**** RECORD SET ****

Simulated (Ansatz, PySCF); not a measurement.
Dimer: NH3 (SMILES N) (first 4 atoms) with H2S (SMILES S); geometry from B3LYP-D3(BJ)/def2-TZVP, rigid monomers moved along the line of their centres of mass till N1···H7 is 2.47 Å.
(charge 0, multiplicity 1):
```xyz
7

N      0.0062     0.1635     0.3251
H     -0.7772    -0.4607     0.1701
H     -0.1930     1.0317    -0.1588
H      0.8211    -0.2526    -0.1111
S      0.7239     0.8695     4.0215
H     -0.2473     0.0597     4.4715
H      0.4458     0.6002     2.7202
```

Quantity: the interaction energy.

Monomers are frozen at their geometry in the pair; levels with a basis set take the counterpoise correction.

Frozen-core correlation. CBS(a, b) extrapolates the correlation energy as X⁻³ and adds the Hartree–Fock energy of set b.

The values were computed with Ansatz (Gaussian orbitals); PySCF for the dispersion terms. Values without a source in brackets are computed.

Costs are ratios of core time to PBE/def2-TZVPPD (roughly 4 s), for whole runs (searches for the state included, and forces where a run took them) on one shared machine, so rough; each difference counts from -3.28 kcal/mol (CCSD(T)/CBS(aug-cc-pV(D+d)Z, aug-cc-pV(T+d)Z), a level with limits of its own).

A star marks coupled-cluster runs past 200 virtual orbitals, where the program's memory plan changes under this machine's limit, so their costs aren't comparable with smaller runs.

****

_BRIEF_
Each line from the top of the material above through the line with "Costs are ratios" must be echoed exactly, and no other line.

_PROBLEM SOLUTION_
Simulated (Ansatz, PySCF); not a measurement.
Dimer: NH3 (SMILES N) (first 4 atoms) with H2S (SMILES S); geometry from B3LYP-D3(BJ)/def2-TZVP, rigid monomers moved along the line of their centres of mass till N1···H7 is 2.47 Å.
(charge 0, multiplicity 1):
```xyz
7

N      0.0062     0.1635     0.3251
H     -0.7772    -0.4607     0.1701
H     -0.1930     1.0317    -0.1588
H      0.8211    -0.2526    -0.1111
S      0.7239     0.8695     4.0215
H     -0.2473     0.0597     4.4715
H      0.4458     0.6002     2.7202
```

Quantity: the interaction energy.

Monomers are frozen at their geometry in the pair; levels with a basis set take the counterpoise correction.

Frozen-core correlation. CBS(a, b) extrapolates the correlation energy as X⁻³ and adds the Hartree–Fock energy of set b.

The values were computed with Ansatz (Gaussian orbitals); PySCF for the dispersion terms. Values without a source in brackets are computed.

Costs are ratios of core time to PBE/def2-TZVPPD (roughly 4 s), for whole runs (searches for the state included, and forces where a run took them) on one shared machine, so rough; each difference counts from -3.28 kcal/mol (CCSD(T)/CBS(aug-cc-pV(D+d)Z, aug-cc-pV(T+d)Z), a level with limits of its own).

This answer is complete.